§ BRIEF: A verbatim transcription of every record below is required.

§ ENTRIES PROVIDED:
____________

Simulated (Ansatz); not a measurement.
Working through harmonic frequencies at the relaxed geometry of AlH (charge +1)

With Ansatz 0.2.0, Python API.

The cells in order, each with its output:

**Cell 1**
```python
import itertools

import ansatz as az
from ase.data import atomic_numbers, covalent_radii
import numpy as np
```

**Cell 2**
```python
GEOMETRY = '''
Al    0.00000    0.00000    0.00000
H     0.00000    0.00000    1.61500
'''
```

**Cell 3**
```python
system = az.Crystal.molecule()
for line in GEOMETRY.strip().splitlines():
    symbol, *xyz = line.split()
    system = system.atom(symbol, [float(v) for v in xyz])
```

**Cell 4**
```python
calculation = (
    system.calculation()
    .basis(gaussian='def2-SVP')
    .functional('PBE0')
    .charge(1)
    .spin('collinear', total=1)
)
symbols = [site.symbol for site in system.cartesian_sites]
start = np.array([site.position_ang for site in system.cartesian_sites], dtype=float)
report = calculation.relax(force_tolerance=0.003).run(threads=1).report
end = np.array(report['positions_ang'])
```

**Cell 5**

____________

§ YOUR RESPONSE:
Simulated (Ansatz); not a measurement.
Working through harmonic frequencies at the relaxed geometry of AlH (charge +1)

With Ansatz 0.2.0, Python API.

The cells in order, each with its output:

**Cell 1**
```python
import itertools

import ansatz as az
from ase.data import atomic_numbers, covalent_radii
import numpy as np
```

**Cell 2**
```python
GEOMETRY = '''
Al    0.00000    0.00000    0.00000
H     0.00000    0.00000    1.61500
'''
```

**Cell 3**
```python
system = az.Crystal.molecule()
for line in GEOMETRY.strip().splitlines():
    symbol, *xyz = line.split()
    system = system.atom(symbol, [float(v) for v in xyz])
```

**Cell 4**
```python
calculation = (
    system.calculation()
    .basis(gaussian='def2-SVP')
    .functional('PBE0')
    .charge(1)
    .spin('collinear', total=1)
)
symbols = [site.symbol for site in system.cartesian_sites]
start = np.array([site.position_ang for site in system.cartesian_sites], dtype=float)
report = calculation.relax(force_tolerance=0.003).run(threads=1).report
end = np.array(report['positions_ang'])
```

**Cell 5**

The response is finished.